:: Task item ::
Only one stretch of the data below is needed. Output the lines from the one with "## Habitual settings" up to and including the one with "Quick runs, as", exactly as they stand.

:: Source material ::

________________________________________

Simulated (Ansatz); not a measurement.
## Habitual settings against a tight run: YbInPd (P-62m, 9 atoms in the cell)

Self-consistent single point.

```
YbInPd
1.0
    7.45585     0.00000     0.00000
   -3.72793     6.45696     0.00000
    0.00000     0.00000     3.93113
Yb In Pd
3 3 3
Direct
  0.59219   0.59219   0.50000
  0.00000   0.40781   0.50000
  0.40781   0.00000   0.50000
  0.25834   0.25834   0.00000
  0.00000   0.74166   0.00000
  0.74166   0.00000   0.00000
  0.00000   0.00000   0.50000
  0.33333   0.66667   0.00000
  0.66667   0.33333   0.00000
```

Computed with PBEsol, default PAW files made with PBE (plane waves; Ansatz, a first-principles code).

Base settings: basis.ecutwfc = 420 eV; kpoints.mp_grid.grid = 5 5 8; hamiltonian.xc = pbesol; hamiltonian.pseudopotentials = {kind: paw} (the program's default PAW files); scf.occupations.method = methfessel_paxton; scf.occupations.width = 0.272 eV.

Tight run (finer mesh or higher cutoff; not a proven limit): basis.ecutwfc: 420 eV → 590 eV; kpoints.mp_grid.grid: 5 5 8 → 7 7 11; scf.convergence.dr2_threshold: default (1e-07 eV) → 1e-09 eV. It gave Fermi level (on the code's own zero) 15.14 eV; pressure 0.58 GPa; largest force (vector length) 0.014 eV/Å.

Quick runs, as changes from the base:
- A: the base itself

________________________________________

:: Your response ::
## Habitual settings against a tight run: YbInPd (P-62m, 9 atoms in the cell)

Self-consistent single point.

```
YbInPd
1.0
    7.45585     0.00000     0.00000
   -3.72793     6.45696     0.00000
    0.00000     0.00000     3.93113
Yb In Pd
3 3 3
Direct
  0.59219   0.59219   0.50000
  0.00000   0.40781   0.50000
  0.40781   0.00000   0.50000
  0.25834   0.25834   0.00000
  0.00000   0.74166   0.00000
  0.74166   0.00000   0.00000
  0.00000   0.00000   0.50000
  0.33333   0.66667   0.00000
  0.66667   0.33333   0.00000
```

Computed with PBEsol, default PAW files made with PBE (plane waves; Ansatz, a first-principles code).

Base settings: basis.ecutwfc = 420 eV; kpoints.mp_grid.grid = 5 5 8; hamiltonian.xc = pbesol; hamiltonian.pseudopotentials = {kind: paw} (the program's default PAW files); scf.occupations.method = methfessel_paxton; scf.occupations.width = 0.272 eV.

Tight run (finer mesh or higher cutoff; not a proven limit): basis.ecutwfc: 420 eV → 590 eV; kpoints.mp_grid.grid: 5 5 8 → 7 7 11; scf.convergence.dr2_threshold: default (1e-07 eV) → 1e-09 eV. It gave Fermi level (on the code's own zero) 15.14 eV; pressure 0.58 GPa; largest force (vector length) 0.014 eV/Å.

Quick runs, as changes from the base:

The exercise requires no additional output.